● **Record extracts**
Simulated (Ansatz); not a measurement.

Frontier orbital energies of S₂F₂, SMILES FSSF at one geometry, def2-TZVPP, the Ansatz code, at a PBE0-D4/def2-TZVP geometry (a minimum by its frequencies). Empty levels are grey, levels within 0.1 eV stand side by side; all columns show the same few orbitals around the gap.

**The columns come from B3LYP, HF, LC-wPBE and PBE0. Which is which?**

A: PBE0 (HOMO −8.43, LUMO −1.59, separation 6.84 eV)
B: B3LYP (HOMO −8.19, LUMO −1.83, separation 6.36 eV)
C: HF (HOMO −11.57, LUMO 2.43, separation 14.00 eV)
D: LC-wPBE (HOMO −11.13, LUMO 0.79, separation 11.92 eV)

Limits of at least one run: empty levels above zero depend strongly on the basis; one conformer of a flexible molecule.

● **Requirement**
Return exactly what appears above, from the first line of the entries to the line with "D: LC-wPBE (HOMO", inclusive.

● **Written answer**
Simulated (Ansatz); not a measurement.

Frontier orbital energies of S₂F₂, SMILES FSSF at one geometry, def2-TZVPP, the Ansatz code, at a PBE0-D4/def2-TZVP geometry (a minimum by its frequencies). Empty levels are grey, levels within 0.1 eV stand side by side; all columns show the same few orbitals around the gap.

**The columns come from B3LYP, HF, LC-wPBE and PBE0. Which is which?**

A: PBE0 (HOMO −8.43, LUMO −1.59, separation 6.84 eV)
B: B3LYP (HOMO −8.19, LUMO −1.83, separation 6.36 eV)
C: HF (HOMO −11.57, LUMO 2.43, separation 14.00 eV)
D: LC-wPBE (HOMO −11.13, LUMO 0.79, separation 11.92 eV)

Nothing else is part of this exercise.